**Task item:** Word for word, retype the records below.

+ + +

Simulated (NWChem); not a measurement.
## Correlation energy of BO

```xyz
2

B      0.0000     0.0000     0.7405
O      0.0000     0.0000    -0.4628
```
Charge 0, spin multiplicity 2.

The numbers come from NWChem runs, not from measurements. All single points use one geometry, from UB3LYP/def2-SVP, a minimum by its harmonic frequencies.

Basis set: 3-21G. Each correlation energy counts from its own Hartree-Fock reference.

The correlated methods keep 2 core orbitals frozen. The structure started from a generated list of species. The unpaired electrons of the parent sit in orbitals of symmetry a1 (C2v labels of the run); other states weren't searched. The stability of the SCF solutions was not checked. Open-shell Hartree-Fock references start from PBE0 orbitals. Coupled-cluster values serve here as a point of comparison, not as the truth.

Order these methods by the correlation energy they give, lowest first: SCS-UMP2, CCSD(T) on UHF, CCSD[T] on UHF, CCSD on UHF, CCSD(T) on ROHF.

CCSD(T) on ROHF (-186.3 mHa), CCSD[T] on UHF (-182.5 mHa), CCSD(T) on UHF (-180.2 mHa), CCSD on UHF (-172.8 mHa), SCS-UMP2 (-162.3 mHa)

+ + +

**Exercise solution:**
Simulated (NWChem); not a measurement.
## Correlation energy of BO

```xyz
2

B      0.0000     0.0000     0.7405
O      0.0000     0.0000    -0.4628
```
Charge 0, spin multiplicity 2.

The numbers come from NWChem runs, not from measurements. All single points use one geometry, from UB3LYP/def2-SVP, a minimum by its harmonic frequencies.

Basis set: 3-21G. Each correlation energy counts from its own Hartree-Fock reference.

The correlated methods keep 2 core orbitals frozen. The structure started from a generated list of species. The unpaired electrons of the parent sit in orbitals of symmetry a1 (C2v labels of the run); other states weren't searched. The stability of the SCF solutions was not checked. Open-shell Hartree-Fock references start from PBE0 orbitals. Coupled-cluster values serve here as a point of comparison, not as the truth.

Order these methods by the correlation energy they give, lowest first: SCS-UMP2, CCSD(T) on UHF, CCSD[T] on UHF, CCSD on UHF, CCSD(T) on ROHF.

CCSD(T) on ROHF (-186.3 mHa), CCSD[T] on UHF (-182.5 mHa), CCSD(T) on UHF (-180.2 mHa), CCSD on UHF (-172.8 mHa), SCS-UMP2 (-162.3 mHa)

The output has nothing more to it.